Source data:

************

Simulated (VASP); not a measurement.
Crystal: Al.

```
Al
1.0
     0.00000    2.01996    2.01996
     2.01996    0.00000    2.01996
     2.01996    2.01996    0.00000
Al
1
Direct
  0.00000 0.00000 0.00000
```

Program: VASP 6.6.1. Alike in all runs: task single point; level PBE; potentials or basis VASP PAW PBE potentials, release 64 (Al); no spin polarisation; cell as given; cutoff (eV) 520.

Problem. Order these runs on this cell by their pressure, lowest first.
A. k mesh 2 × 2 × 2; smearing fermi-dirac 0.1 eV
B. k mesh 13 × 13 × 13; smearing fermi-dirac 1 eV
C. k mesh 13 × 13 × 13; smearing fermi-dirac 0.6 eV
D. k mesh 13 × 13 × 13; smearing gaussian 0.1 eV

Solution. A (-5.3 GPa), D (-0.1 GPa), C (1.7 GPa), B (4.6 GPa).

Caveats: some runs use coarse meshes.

************

Would you transcribe every entry exactly?

Task solution:
Simulated (VASP); not a measurement.
Crystal: Al.

```
Al
1.0
     0.00000    2.01996    2.01996
     2.01996    0.00000    2.01996
     2.01996    2.01996    0.00000
Al
1
Direct
  0.00000 0.00000 0.00000
```

Program: VASP 6.6.1. Alike in all runs: task single point; level PBE; potentials or basis VASP PAW PBE potentials, release 64 (Al); no spin polarisation; cell as given; cutoff (eV) 520.

Problem. Order these runs on this cell by their pressure, lowest first.
A. k mesh 2 × 2 × 2; smearing fermi-dirac 0.1 eV
B. k mesh 13 × 13 × 13; smearing fermi-dirac 1 eV
C. k mesh 13 × 13 × 13; smearing fermi-dirac 0.6 eV
D. k mesh 13 × 13 × 13; smearing gaussian 0.1 eV

Solution. A (-5.3 GPa), D (-0.1 GPa), C (1.7 GPa), B (4.6 GPa).

Caveats: some runs use coarse meshes.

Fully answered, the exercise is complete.